**Data to examine**.
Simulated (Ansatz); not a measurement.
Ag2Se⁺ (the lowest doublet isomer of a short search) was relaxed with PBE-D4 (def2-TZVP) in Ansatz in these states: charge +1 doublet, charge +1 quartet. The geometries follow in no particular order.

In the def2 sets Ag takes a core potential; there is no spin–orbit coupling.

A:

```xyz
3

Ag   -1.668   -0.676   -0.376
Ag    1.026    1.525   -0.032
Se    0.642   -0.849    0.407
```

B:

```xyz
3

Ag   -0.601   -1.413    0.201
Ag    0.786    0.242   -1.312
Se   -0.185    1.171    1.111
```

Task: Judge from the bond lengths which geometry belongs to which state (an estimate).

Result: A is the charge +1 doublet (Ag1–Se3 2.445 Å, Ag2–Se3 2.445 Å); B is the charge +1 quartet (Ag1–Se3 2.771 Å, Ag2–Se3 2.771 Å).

**Work task**. The lines to retype, exactly and only, run from the first line of the material through the line with "Ag2Se⁺ (the lowest".

**Response**.
Simulated (Ansatz); not a measurement.
Ag2Se⁺ (the lowest doublet isomer of a short search) was relaxed with PBE-D4 (def2-TZVP) in Ansatz in these states: charge +1 doublet, charge +1 quartet. The geometries follow in no particular order.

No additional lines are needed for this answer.